■ **ACTION ITEM**: The answer must be every record below, reproduced exactly.

■ **DATA**:
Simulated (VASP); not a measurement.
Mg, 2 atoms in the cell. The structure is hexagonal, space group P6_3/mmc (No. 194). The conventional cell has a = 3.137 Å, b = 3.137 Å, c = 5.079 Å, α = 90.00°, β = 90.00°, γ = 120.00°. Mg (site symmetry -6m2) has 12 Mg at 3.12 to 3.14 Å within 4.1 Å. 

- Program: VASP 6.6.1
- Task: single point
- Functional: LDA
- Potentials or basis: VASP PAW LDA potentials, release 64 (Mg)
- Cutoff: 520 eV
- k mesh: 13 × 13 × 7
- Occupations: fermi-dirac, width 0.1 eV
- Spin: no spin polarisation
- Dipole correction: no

■ **RESPONSE BOX**:
Simulated (VASP); not a measurement.
Mg, 2 atoms in the cell. The structure is hexagonal, space group P6_3/mmc (No. 194). The conventional cell has a = 3.137 Å, b = 3.137 Å, c = 5.079 Å, α = 90.00°, β = 90.00°, γ = 120.00°. Mg (site symmetry -6m2) has 12 Mg at 3.12 to 3.14 Å within 4.1 Å. 

- Program: VASP 6.6.1
- Task: single point
- Functional: LDA
- Potentials or basis: VASP PAW LDA potentials, release 64 (Mg)
- Cutoff: 520 eV
- k mesh: 13 × 13 × 7
- Occupations: fermi-dirac, width 0.1 eV
- Spin: no spin polarisation
- Dipole correction: no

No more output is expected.